● REQUIRED ACTION
After locating the line with "Crystal: Hf." in the data that follows, return it and every later line exactly, up to and including the line with "Task: How do".

┌─ INFORMATION SUPPLIED
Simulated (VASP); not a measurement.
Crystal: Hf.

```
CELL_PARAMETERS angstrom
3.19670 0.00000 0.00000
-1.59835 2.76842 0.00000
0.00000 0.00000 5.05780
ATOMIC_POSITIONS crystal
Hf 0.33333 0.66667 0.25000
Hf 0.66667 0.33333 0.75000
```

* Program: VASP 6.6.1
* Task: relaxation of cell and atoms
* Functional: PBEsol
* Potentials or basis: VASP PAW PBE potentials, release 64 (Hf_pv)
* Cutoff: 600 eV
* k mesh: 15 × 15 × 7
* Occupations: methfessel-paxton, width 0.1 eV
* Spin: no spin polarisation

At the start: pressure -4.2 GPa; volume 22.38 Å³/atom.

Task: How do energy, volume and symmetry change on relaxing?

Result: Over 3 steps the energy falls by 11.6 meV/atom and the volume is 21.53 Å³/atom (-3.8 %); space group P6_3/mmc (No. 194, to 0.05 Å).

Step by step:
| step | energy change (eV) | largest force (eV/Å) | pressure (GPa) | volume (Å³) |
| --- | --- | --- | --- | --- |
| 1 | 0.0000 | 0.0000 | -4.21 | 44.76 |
└─

● EXPECTED ANSWER
Crystal: Hf.

```
CELL_PARAMETERS angstrom
3.19670 0.00000 0.00000
-1.59835 2.76842 0.00000
0.00000 0.00000 5.05780
ATOMIC_POSITIONS crystal
Hf 0.33333 0.66667 0.25000
Hf 0.66667 0.33333 0.75000
```

* Program: VASP 6.6.1
* Task: relaxation of cell and atoms
* Functional: PBEsol
* Potentials or basis: VASP PAW PBE potentials, release 64 (Hf_pv)
* Cutoff: 600 eV
* k mesh: 15 × 15 × 7
* Occupations: methfessel-paxton, width 0.1 eV
* Spin: no spin polarisation

At the start: pressure -4.2 GPa; volume 22.38 Å³/atom.

Task: How do energy, volume and symmetry change on relaxing?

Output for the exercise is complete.